Copy the records below word for word, leaving out nothing.

^^^^^^^^
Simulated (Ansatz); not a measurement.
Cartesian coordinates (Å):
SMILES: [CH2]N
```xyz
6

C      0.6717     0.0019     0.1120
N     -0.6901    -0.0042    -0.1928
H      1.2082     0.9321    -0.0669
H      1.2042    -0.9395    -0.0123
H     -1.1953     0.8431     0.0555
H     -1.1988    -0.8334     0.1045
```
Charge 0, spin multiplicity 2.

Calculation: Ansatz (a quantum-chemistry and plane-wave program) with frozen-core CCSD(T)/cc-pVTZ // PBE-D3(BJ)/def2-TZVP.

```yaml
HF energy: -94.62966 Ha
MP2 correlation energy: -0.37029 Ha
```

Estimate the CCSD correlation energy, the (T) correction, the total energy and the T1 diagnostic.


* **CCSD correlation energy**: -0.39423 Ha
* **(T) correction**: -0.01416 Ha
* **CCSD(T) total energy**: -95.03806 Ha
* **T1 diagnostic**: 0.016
^^^^^^^^

### Exercise answer
Simulated (Ansatz); not a measurement.
Cartesian coordinates (Å):
SMILES: [CH2]N
```xyz
6

C      0.6717     0.0019     0.1120
N     -0.6901    -0.0042    -0.1928
H      1.2082     0.9321    -0.0669
H      1.2042    -0.9395    -0.0123
H     -1.1953     0.8431     0.0555
H     -1.1988    -0.8334     0.1045
```
Charge 0, spin multiplicity 2.

Calculation: Ansatz (a quantum-chemistry and plane-wave program) with frozen-core CCSD(T)/cc-pVTZ // PBE-D3(BJ)/def2-TZVP.

```yaml
HF energy: -94.62966 Ha
MP2 correlation energy: -0.37029 Ha
```

Estimate the CCSD correlation energy, the (T) correction, the total energy and the T1 diagnostic.


* **CCSD correlation energy**: -0.39423 Ha
* **(T) correction**: -0.01416 Ha
* **CCSD(T) total energy**: -95.03806 Ha
* **T1 diagnostic**: 0.016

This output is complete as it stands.